● **Information supplied**:
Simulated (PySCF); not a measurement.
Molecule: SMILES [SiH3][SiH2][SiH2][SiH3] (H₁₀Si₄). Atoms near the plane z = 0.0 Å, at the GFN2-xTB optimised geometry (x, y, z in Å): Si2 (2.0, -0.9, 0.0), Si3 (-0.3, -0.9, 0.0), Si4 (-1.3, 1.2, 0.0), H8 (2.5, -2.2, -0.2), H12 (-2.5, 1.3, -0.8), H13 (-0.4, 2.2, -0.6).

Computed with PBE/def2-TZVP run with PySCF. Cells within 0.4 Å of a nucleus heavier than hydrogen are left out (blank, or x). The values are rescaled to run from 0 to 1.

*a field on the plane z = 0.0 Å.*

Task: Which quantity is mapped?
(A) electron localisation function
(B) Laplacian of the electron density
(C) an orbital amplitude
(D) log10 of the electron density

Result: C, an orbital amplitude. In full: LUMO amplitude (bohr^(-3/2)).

● **Required action**: Referring to the material above, set down exactly the lines between the line with "Computed with PBE/def2-TZVP" and the line with "(D) log10 of the electron density", inclusive, and no other lines.

● **Task solution**:
Computed with PBE/def2-TZVP run with PySCF. Cells within 0.4 Å of a nucleus heavier than hydrogen are left out (blank, or x). The values are rescaled to run from 0 to 1.

*a field on the plane z = 0.0 Å.*

Task: Which quantity is mapped?
(A) electron localisation function
(B) Laplacian of the electron density
(C) an orbital amplitude
(D) log10 of the electron density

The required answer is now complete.